○ ○ ○ ○

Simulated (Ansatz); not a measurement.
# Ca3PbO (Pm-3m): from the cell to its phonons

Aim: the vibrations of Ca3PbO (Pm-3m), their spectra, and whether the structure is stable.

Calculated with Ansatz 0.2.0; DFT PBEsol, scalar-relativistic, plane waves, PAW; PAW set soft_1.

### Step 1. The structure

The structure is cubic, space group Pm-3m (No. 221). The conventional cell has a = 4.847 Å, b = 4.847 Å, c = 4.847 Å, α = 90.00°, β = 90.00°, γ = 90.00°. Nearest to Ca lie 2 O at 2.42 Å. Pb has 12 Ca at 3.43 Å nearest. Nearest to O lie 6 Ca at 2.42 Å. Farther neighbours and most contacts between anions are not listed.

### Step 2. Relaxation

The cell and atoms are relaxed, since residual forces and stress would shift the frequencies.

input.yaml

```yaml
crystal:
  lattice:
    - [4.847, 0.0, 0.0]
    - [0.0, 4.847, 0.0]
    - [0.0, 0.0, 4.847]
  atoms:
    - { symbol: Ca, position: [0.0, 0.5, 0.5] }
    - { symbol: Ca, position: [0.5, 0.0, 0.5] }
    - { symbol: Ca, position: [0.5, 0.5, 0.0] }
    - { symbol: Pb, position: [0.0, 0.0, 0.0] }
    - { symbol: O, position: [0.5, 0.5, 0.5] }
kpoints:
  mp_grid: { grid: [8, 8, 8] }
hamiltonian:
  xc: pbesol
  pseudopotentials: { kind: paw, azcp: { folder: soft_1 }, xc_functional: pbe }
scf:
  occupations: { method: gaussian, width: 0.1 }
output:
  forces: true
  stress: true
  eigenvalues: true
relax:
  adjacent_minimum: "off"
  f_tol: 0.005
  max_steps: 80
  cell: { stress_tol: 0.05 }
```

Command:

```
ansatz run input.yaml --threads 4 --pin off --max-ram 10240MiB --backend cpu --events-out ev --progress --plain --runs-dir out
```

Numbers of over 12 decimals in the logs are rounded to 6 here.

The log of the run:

○ ○ ○ ○

**WORK TASK:** Transcribe the entries above word for word, from the first line through the line containing "Numbers of over", and nothing else.

**RESULT:**
Simulated (Ansatz); not a measurement.
# Ca3PbO (Pm-3m): from the cell to its phonons

Aim: the vibrations of Ca3PbO (Pm-3m), their spectra, and whether the structure is stable.

Calculated with Ansatz 0.2.0; DFT PBEsol, scalar-relativistic, plane waves, PAW; PAW set soft_1.

### Step 1. The structure

The structure is cubic, space group Pm-3m (No. 221). The conventional cell has a = 4.847 Å, b = 4.847 Å, c = 4.847 Å, α = 90.00°, β = 90.00°, γ = 90.00°. Nearest to Ca lie 2 O at 2.42 Å. Pb has 12 Ca at 3.43 Å nearest. Nearest to O lie 6 Ca at 2.42 Å. Farther neighbours and most contacts between anions are not listed.

### Step 2. Relaxation

The cell and atoms are relaxed, since residual forces and stress would shift the frequencies.

input.yaml

```yaml
crystal:
  lattice:
    - [4.847, 0.0, 0.0]
    - [0.0, 4.847, 0.0]
    - [0.0, 0.0, 4.847]
  atoms:
    - { symbol: Ca, position: [0.0, 0.5, 0.5] }
    - { symbol: Ca, position: [0.5, 0.0, 0.5] }
    - { symbol: Ca, position: [0.5, 0.5, 0.0] }
    - { symbol: Pb, position: [0.0, 0.0, 0.0] }
    - { symbol: O, position: [0.5, 0.5, 0.5] }
kpoints:
  mp_grid: { grid: [8, 8, 8] }
hamiltonian:
  xc: pbesol
  pseudopotentials: { kind: paw, azcp: { folder: soft_1 }, xc_functional: pbe }
scf:
  occupations: { method: gaussian, width: 0.1 }
output:
  forces: true
  stress: true
  eigenvalues: true
relax:
  adjacent_minimum: "off"
  f_tol: 0.005
  max_steps: 80
  cell: { stress_tol: 0.05 }
```

Command:

```
ansatz run input.yaml --threads 4 --pin off --max-ram 10240MiB --backend cpu --events-out ev --progress --plain --runs-dir out
```

Numbers of over 12 decimals in the logs are rounded to 6 here.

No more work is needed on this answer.